---- Extracted material

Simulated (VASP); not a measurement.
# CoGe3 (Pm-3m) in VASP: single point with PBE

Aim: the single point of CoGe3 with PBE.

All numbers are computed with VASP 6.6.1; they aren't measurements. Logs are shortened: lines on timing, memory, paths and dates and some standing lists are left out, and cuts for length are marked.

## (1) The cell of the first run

--------

## Action item
Repeat the entire listing exactly.

## Answer area
Simulated (VASP); not a measurement.
# CoGe3 (Pm-3m) in VASP: single point with PBE

Aim: the single point of CoGe3 with PBE.

All numbers are computed with VASP 6.6.1; they aren't measurements. Logs are shortened: lines on timing, memory, paths and dates and some standing lists are left out, and cuts for length are marked.

## (1) The cell of the first run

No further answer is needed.